(Data to examine):
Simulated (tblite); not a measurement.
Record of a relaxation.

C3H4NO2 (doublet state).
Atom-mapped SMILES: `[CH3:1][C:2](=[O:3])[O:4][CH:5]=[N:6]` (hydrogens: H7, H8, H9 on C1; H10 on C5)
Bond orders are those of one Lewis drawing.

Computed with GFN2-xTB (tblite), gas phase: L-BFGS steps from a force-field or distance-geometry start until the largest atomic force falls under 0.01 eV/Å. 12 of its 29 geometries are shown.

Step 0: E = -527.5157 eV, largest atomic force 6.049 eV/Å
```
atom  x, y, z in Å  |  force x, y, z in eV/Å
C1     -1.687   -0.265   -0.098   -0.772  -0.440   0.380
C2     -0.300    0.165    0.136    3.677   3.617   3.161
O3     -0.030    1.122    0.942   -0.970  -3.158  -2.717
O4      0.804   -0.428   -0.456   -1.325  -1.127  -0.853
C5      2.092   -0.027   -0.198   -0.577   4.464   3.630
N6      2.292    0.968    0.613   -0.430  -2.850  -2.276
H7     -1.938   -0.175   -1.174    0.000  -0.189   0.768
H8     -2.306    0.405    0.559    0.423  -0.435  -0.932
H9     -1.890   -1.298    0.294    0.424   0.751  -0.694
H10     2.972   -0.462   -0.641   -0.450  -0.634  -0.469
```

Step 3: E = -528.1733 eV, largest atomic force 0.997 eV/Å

(Required action):
Output exactly the span of lines beginning at the first line of the records and ending at the line that holds "Bond orders are those of one Lewis drawing.", inclusive, with no other text.

(Task output):
Simulated (tblite); not a measurement.
Record of a relaxation.

C3H4NO2 (doublet state).
Atom-mapped SMILES: `[CH3:1][C:2](=[O:3])[O:4][CH:5]=[N:6]` (hydrogens: H7, H8, H9 on C1; H10 on C5)
Bond orders are those of one Lewis drawing.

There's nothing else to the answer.